- ACTION ITEM -
Every entry in the listing below has to be transcribed exactly.

- DATA UNDER STUDY -
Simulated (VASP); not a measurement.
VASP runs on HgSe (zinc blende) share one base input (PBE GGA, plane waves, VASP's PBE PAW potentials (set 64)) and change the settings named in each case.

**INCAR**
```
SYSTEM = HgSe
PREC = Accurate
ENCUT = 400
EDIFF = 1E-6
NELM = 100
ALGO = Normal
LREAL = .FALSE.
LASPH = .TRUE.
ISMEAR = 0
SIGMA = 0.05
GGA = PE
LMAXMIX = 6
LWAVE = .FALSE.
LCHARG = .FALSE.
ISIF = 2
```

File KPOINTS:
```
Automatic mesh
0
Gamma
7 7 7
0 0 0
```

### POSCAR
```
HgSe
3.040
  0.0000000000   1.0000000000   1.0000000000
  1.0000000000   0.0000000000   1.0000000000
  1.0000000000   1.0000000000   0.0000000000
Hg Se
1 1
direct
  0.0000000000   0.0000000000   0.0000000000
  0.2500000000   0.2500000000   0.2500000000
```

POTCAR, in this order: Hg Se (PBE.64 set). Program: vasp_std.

- REPLY -
Simulated (VASP); not a measurement.
VASP runs on HgSe (zinc blende) share one base input (PBE GGA, plane waves, VASP's PBE PAW potentials (set 64)) and change the settings named in each case.

**INCAR**
```
SYSTEM = HgSe
PREC = Accurate
ENCUT = 400
EDIFF = 1E-6
NELM = 100
ALGO = Normal
LREAL = .FALSE.
LASPH = .TRUE.
ISMEAR = 0
SIGMA = 0.05
GGA = PE
LMAXMIX = 6
LWAVE = .FALSE.
LCHARG = .FALSE.
ISIF = 2
```

File KPOINTS:
```
Automatic mesh
0
Gamma
7 7 7
0 0 0
```

### POSCAR
```
HgSe
3.040
  0.0000000000   1.0000000000   1.0000000000
  1.0000000000   0.0000000000   1.0000000000
  1.0000000000   1.0000000000   0.0000000000
Hg Se
1 1
direct
  0.0000000000   0.0000000000   0.0000000000
  0.2500000000   0.2500000000   0.2500000000
```

POTCAR, in this order: Hg Se (PBE.64 set). Program: vasp_std.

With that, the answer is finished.